▸ **BRIEF**: Line by line, transcribe the data shown below.

▸ **DATA SHOWN**:
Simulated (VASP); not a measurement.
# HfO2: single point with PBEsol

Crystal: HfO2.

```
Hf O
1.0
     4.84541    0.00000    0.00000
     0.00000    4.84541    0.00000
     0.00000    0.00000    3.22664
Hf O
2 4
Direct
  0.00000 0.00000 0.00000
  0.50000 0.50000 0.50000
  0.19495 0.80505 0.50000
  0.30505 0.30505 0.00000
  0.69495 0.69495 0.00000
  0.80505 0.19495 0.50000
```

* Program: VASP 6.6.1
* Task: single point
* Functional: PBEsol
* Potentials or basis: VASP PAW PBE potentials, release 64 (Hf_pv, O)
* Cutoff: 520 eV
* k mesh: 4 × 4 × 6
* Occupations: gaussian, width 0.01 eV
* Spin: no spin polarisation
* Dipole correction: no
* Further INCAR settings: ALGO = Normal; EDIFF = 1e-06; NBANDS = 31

▸ **RESPONSE BOX**:
Simulated (VASP); not a measurement.
# HfO2: single point with PBEsol

Crystal: HfO2.

```
Hf O
1.0
     4.84541    0.00000    0.00000
     0.00000    4.84541    0.00000
     0.00000    0.00000    3.22664
Hf O
2 4
Direct
  0.00000 0.00000 0.00000
  0.50000 0.50000 0.50000
  0.19495 0.80505 0.50000
  0.30505 0.30505 0.00000
  0.69495 0.69495 0.00000
  0.80505 0.19495 0.50000
```

* Program: VASP 6.6.1
* Task: single point
* Functional: PBEsol
* Potentials or basis: VASP PAW PBE potentials, release 64 (Hf_pv, O)
* Cutoff: 520 eV
* k mesh: 4 × 4 × 6
* Occupations: gaussian, width 0.01 eV
* Spin: no spin polarisation
* Dipole correction: no
* Further INCAR settings: ALGO = Normal; EDIFF = 1e-06; NBANDS = 31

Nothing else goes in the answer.